* Work task *
Transcribe all of the records exactly, leaving every line as it is.

---*---

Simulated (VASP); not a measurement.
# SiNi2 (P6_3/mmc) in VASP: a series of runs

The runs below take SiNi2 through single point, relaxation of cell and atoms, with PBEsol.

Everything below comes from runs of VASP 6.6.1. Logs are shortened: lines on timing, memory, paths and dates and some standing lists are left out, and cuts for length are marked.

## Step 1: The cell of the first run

---*---

* Written response *
Simulated (VASP); not a measurement.
# SiNi2 (P6_3/mmc) in VASP: a series of runs

The runs below take SiNi2 through single point, relaxation of cell and atoms, with PBEsol.

Everything below comes from runs of VASP 6.6.1. Logs are shortened: lines on timing, memory, paths and dates and some standing lists are left out, and cuts for length are marked.

## Step 1: The cell of the first run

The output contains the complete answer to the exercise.